Brief: Give back exactly the lines of the data below, starting with the line that has "Results of the" and going on through the line that has "by 8.67 eV) |".

Dataset content:
Segment Open

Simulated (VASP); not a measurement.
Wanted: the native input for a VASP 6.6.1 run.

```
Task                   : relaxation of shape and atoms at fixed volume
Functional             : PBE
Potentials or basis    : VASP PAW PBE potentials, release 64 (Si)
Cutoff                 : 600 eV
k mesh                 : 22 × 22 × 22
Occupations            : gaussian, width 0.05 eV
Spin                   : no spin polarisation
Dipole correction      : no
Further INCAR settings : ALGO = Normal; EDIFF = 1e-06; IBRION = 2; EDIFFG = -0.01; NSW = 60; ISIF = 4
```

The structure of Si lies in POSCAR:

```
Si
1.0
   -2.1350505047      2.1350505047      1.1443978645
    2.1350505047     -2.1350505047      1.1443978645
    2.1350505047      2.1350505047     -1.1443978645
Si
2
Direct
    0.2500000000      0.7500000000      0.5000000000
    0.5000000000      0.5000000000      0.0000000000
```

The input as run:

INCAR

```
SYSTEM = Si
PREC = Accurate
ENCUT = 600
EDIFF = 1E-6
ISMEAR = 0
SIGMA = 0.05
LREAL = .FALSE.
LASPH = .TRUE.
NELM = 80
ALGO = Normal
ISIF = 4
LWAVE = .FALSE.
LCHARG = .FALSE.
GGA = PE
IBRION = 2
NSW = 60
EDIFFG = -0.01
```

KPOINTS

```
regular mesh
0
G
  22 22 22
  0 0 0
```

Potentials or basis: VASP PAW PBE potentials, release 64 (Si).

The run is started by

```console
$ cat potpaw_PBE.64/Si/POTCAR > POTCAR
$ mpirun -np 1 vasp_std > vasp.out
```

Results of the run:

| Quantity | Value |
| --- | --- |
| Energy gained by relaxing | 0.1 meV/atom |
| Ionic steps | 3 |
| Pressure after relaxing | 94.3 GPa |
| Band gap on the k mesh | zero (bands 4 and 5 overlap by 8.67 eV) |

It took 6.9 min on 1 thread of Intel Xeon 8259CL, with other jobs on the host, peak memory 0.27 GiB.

Segment Closed

Worked solution:
Results of the run:

| Quantity | Value |
| --- | --- |
| Energy gained by relaxing | 0.1 meV/atom |
| Ionic steps | 3 |
| Pressure after relaxing | 94.3 GPa |
| Band gap on the k mesh | zero (bands 4 and 5 overlap by 8.67 eV) |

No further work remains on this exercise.